◆ Work instruction
Print every line below without adding or leaving out a single word.

◆ Supplied material
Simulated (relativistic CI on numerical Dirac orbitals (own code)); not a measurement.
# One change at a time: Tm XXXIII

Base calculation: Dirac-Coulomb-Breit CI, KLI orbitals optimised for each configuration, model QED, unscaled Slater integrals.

◆ Response area
Simulated (relativistic CI on numerical Dirac orbitals (own code)); not a measurement.
# One change at a time: Tm XXXIII

Base calculation: Dirac-Coulomb-Breit CI, KLI orbitals optimised for each configuration, model QED, unscaled Slater integrals.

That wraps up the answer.